* **Required action**
Retype the data below without altering anything.

* **Source data**
◆ ◆ ◆

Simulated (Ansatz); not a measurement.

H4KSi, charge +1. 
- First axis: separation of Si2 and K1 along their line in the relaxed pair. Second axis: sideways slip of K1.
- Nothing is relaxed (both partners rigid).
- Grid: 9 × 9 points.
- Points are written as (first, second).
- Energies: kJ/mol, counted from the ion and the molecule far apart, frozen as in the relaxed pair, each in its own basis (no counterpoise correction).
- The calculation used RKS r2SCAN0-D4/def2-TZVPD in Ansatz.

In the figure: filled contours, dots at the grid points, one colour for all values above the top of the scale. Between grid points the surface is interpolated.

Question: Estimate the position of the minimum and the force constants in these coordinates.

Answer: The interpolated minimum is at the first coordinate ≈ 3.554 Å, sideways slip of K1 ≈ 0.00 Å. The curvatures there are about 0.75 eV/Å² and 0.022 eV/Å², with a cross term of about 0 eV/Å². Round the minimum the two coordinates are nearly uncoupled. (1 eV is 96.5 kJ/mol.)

◆ ◆ ◆

* **Response area**
Simulated (Ansatz); not a measurement.

H4KSi, charge +1. 
- First axis: separation of Si2 and K1 along their line in the relaxed pair. Second axis: sideways slip of K1.
- Nothing is relaxed (both partners rigid).
- Grid: 9 × 9 points.
- Points are written as (first, second).
- Energies: kJ/mol, counted from the ion and the molecule far apart, frozen as in the relaxed pair, each in its own basis (no counterpoise correction).
- The calculation used RKS r2SCAN0-D4/def2-TZVPD in Ansatz.

In the figure: filled contours, dots at the grid points, one colour for all values above the top of the scale. Between grid points the surface is interpolated.

Question: Estimate the position of the minimum and the force constants in these coordinates.

Answer: The interpolated minimum is at the first coordinate ≈ 3.554 Å, sideways slip of K1 ≈ 0.00 Å. The curvatures there are about 0.75 eV/Å² and 0.022 eV/Å², with a cross term of about 0 eV/Å². Round the minimum the two coordinates are nearly uncoupled. (1 eV is 96.5 kJ/mol.)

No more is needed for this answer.